Start of Block

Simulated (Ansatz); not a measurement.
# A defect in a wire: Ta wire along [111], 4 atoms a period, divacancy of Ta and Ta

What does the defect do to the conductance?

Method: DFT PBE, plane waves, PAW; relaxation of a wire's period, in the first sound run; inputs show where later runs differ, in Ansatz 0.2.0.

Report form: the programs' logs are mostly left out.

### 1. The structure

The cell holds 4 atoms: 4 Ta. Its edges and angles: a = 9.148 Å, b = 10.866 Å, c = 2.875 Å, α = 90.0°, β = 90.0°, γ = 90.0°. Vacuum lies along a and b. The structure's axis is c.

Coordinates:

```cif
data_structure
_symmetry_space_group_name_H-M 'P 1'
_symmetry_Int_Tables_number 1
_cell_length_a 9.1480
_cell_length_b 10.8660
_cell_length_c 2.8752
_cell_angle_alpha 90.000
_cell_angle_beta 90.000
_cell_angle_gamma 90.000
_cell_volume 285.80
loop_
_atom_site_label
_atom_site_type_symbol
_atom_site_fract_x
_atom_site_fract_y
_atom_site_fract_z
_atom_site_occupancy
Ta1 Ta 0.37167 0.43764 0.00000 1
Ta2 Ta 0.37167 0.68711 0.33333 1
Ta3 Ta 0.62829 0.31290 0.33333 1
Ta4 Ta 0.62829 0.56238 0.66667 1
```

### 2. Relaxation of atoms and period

End of Block

Work instruction |
The response should be an exact repeat of the data above.

Exercise solution |
Simulated (Ansatz); not a measurement.
# A defect in a wire: Ta wire along [111], 4 atoms a period, divacancy of Ta and Ta

What does the defect do to the conductance?

Method: DFT PBE, plane waves, PAW; relaxation of a wire's period, in the first sound run; inputs show where later runs differ, in Ansatz 0.2.0.

Report form: the programs' logs are mostly left out.

### 1. The structure

The cell holds 4 atoms: 4 Ta. Its edges and angles: a = 9.148 Å, b = 10.866 Å, c = 2.875 Å, α = 90.0°, β = 90.0°, γ = 90.0°. Vacuum lies along a and b. The structure's axis is c.

Coordinates:

```cif
data_structure
_symmetry_space_group_name_H-M 'P 1'
_symmetry_Int_Tables_number 1
_cell_length_a 9.1480
_cell_length_b 10.8660
_cell_length_c 2.8752
_cell_angle_alpha 90.000
_cell_angle_beta 90.000
_cell_angle_gamma 90.000
_cell_volume 285.80
loop_
_atom_site_label
_atom_site_type_symbol
_atom_site_fract_x
_atom_site_fract_y
_atom_site_fract_z
_atom_site_occupancy
Ta1 Ta 0.37167 0.43764 0.00000 1
Ta2 Ta 0.37167 0.68711 0.33333 1
Ta3 Ta 0.62829 0.31290 0.33333 1
Ta4 Ta 0.62829 0.56238 0.66667 1
```

### 2. Relaxation of atoms and period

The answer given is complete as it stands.